| Records shown |
____________
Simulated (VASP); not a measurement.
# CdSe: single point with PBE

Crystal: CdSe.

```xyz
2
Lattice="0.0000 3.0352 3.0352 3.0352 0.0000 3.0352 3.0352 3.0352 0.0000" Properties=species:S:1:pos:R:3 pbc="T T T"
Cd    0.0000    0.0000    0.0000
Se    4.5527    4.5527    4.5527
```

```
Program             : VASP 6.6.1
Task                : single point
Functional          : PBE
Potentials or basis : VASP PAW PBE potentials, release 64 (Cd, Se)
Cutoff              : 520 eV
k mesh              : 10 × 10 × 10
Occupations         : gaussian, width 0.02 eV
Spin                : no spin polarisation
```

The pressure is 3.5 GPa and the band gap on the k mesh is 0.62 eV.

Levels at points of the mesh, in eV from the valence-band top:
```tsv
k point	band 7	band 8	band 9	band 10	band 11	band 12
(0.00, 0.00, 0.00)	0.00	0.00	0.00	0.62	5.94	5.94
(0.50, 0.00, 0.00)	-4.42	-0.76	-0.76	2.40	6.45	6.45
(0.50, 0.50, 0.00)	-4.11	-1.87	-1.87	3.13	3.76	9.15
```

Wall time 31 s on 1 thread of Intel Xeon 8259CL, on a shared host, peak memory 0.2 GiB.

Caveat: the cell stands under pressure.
____________

| Assignment |
Take the lines above from the one containing "Levels at points" to the one containing "Wall time 31" and retype them exactly, both ends included, with nothing added.

| Task answer |
Levels at points of the mesh, in eV from the valence-band top:
```tsv
k point	band 7	band 8	band 9	band 10	band 11	band 12
(0.00, 0.00, 0.00)	0.00	0.00	0.00	0.62	5.94	5.94
(0.50, 0.00, 0.00)	-4.42	-0.76	-0.76	2.40	6.45	6.45
(0.50, 0.50, 0.00)	-4.11	-1.87	-1.87	3.13	3.76	9.15
```

Wall time 31 s on 1 thread of Intel Xeon 8259CL, on a shared host, peak memory 0.2 GiB.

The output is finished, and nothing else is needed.